Task item:
Repeat the records below exactly, beginning at the first line and finishing with the line that contains "- cell: a = 5.977".

Data listing:
──────

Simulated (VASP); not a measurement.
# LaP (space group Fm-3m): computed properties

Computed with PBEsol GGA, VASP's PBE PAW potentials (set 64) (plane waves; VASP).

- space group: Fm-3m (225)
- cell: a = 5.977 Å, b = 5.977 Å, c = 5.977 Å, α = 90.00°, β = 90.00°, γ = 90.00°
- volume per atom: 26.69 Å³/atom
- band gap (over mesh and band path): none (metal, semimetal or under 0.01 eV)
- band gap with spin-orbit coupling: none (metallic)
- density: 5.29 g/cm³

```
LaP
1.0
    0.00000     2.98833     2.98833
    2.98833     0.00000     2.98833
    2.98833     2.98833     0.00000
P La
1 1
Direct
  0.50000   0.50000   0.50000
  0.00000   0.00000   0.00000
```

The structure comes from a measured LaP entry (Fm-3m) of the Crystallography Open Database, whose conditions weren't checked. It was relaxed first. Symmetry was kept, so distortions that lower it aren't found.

──────

Exercise output:
Simulated (VASP); not a measurement.
# LaP (space group Fm-3m): computed properties

Computed with PBEsol GGA, VASP's PBE PAW potentials (set 64) (plane waves; VASP).

- space group: Fm-3m (225)
- cell: a = 5.977 Å, b = 5.977 Å, c = 5.977 Å, α = 90.00°, β = 90.00°, γ = 90.00°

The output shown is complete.